# Data for analysis:
********************
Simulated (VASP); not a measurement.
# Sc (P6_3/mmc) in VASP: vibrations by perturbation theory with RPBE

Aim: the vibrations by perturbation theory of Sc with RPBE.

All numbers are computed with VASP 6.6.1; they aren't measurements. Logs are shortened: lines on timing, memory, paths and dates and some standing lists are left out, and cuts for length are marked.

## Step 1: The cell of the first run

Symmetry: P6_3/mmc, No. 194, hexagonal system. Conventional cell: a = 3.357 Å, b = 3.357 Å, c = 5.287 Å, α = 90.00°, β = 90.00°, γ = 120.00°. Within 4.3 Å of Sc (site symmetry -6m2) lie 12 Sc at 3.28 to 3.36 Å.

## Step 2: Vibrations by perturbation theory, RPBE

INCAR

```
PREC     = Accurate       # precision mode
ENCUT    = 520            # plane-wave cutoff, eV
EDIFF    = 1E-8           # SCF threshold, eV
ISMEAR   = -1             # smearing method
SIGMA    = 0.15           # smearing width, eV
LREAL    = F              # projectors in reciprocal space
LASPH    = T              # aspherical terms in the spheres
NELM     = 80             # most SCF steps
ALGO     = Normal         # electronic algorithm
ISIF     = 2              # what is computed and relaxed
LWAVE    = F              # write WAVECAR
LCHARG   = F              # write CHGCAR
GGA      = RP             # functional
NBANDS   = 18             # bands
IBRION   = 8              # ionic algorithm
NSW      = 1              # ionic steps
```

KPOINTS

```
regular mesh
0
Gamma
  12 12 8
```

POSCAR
********************

# Brief:
Reply with the lines from the first line of the entries through the line that contains "Symmetry: P6_3/mmc, No.", repeated exactly with both ends kept, and with nothing else.

# Response:
Simulated (VASP); not a measurement.
# Sc (P6_3/mmc) in VASP: vibrations by perturbation theory with RPBE

Aim: the vibrations by perturbation theory of Sc with RPBE.

All numbers are computed with VASP 6.6.1; they aren't measurements. Logs are shortened: lines on timing, memory, paths and dates and some standing lists are left out, and cuts for length are marked.

## Step 1: The cell of the first run

Symmetry: P6_3/mmc, No. 194, hexagonal system. Conventional cell: a = 3.357 Å, b = 3.357 Å, c = 5.287 Å, α = 90.00°, β = 90.00°, γ = 120.00°. Within 4.3 Å of Sc (site symmetry -6m2) lie 12 Sc at 3.28 to 3.36 Å.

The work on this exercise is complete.